● **Source material**:
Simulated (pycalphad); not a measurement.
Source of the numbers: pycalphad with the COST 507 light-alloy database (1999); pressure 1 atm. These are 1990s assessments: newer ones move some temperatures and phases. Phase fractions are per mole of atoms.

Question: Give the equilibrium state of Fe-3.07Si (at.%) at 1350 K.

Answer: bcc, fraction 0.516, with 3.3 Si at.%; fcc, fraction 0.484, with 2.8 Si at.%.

● **Work order**: Stopping at the line containing "Question: Give the", please repeat exactly every line from the very start of the entries, that line included, and nothing more.

● **Exercise response**:
Simulated (pycalphad); not a measurement.
Source of the numbers: pycalphad with the COST 507 light-alloy database (1999); pressure 1 atm. These are 1990s assessments: newer ones move some temperatures and phases. Phase fractions are per mole of atoms.

Question: Give the equilibrium state of Fe-3.07Si (at.%) at 1350 K.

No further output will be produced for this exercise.